__SUPPLIED ENTRIES__:
BEGIN
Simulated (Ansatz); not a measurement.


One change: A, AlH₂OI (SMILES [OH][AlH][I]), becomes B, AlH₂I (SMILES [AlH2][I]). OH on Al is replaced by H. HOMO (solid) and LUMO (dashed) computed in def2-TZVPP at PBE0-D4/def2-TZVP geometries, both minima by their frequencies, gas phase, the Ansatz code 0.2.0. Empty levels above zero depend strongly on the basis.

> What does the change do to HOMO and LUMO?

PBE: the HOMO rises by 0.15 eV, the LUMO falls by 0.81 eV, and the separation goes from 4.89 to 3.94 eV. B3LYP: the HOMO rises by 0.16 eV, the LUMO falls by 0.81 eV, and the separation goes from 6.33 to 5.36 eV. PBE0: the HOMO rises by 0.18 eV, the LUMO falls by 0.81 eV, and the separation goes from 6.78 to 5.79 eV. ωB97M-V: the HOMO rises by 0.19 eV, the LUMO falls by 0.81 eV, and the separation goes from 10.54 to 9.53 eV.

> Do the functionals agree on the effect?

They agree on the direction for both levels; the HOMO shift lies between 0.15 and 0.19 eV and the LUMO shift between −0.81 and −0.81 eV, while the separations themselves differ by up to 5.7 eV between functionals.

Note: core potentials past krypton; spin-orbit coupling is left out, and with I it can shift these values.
END

__EXERCISE__:
Without skipping anything, transcribe every line above exactly.

__ANSWER BOX__:
Simulated (Ansatz); not a measurement.


One change: A, AlH₂OI (SMILES [OH][AlH][I]), becomes B, AlH₂I (SMILES [AlH2][I]). OH on Al is replaced by H. HOMO (solid) and LUMO (dashed) computed in def2-TZVPP at PBE0-D4/def2-TZVP geometries, both minima by their frequencies, gas phase, the Ansatz code 0.2.0. Empty levels above zero depend strongly on the basis.

> What does the change do to HOMO and LUMO?

PBE: the HOMO rises by 0.15 eV, the LUMO falls by 0.81 eV, and the separation goes from 4.89 to 3.94 eV. B3LYP: the HOMO rises by 0.16 eV, the LUMO falls by 0.81 eV, and the separation goes from 6.33 to 5.36 eV. PBE0: the HOMO rises by 0.18 eV, the LUMO falls by 0.81 eV, and the separation goes from 6.78 to 5.79 eV. ωB97M-V: the HOMO rises by 0.19 eV, the LUMO falls by 0.81 eV, and the separation goes from 10.54 to 9.53 eV.

> Do the functionals agree on the effect?

They agree on the direction for both levels; the HOMO shift lies between 0.15 and 0.19 eV and the LUMO shift between −0.81 and −0.81 eV, while the separations themselves differ by up to 5.7 eV between functionals.

Note: core potentials past krypton; spin-orbit coupling is left out, and with I it can shift these values.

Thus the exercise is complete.